Work instruction >>
Locate the line that contains "No measured value is used here." in the entries below, then repeat it and every following line through the line that contains "- r²SCAN+rVV10 (Ansatz, a", exactly, and no others.

Input data >>
━━━━━━━━━━

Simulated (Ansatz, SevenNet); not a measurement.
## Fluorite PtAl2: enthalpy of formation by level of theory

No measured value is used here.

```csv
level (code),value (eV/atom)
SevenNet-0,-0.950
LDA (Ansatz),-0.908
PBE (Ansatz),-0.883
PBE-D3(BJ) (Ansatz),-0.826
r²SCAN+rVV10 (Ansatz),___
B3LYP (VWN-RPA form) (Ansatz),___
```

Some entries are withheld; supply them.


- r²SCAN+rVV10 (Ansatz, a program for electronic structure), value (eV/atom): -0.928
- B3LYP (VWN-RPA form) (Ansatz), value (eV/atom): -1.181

━━━━━━━━━━

Your response >>
No measured value is used here.

```csv
level (code),value (eV/atom)
SevenNet-0,-0.950
LDA (Ansatz),-0.908
PBE (Ansatz),-0.883
PBE-D3(BJ) (Ansatz),-0.826
r²SCAN+rVV10 (Ansatz),___
B3LYP (VWN-RPA form) (Ansatz),___
```

Some entries are withheld; supply them.


- r²SCAN+rVV10 (Ansatz, a program for electronic structure), value (eV/atom): -0.928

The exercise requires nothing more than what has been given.